Every line of the records below from the line with "By hand: fit" up to and including the line with "n̄ = 1.667, ȳ" must be reproduced exactly, and no line outside that range.

## Information given:
· · · · · · ·
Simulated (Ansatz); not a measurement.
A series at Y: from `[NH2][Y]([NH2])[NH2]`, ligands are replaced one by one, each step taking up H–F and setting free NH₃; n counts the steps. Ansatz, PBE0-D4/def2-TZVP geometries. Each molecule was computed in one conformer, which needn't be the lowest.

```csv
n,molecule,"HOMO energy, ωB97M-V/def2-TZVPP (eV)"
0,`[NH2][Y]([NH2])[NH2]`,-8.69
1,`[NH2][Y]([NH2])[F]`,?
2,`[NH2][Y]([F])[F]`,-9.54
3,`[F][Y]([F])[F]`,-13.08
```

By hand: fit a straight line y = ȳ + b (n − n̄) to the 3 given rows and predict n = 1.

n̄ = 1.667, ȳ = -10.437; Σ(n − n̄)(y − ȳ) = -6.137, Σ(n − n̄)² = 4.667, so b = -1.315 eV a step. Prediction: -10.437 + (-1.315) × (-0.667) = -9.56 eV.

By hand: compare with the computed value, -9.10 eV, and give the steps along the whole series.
· · · · · · ·

## Your response:
By hand: fit a straight line y = ȳ + b (n − n̄) to the 3 given rows and predict n = 1.

n̄ = 1.667, ȳ = -10.437; Σ(n − n̄)(y − ȳ) = -6.137, Σ(n − n̄)² = 4.667, so b = -1.315 eV a step. Prediction: -10.437 + (-1.315) × (-0.667) = -9.56 eV.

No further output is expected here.